○ ○ ○
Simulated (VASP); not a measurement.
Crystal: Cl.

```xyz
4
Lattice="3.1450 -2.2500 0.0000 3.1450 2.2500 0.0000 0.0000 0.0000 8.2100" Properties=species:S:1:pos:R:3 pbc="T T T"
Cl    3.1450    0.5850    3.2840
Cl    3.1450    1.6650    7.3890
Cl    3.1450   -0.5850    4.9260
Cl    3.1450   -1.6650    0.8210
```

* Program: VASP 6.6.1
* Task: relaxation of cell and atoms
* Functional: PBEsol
○ ○ ○

Repeat every entry exactly as written above.

Simulated (VASP); not a measurement.
Crystal: Cl.

```xyz
4
Lattice="3.1450 -2.2500 0.0000 3.1450 2.2500 0.0000 0.0000 0.0000 8.2100" Properties=species:S:1:pos:R:3 pbc="T T T"
Cl    3.1450    0.5850    3.2840
Cl    3.1450    1.6650    7.3890
Cl    3.1450   -0.5850    4.9260
Cl    3.1450   -1.6650    0.8210
```

* Program: VASP 6.6.1
* Task: relaxation of cell and atoms
* Functional: PBEsol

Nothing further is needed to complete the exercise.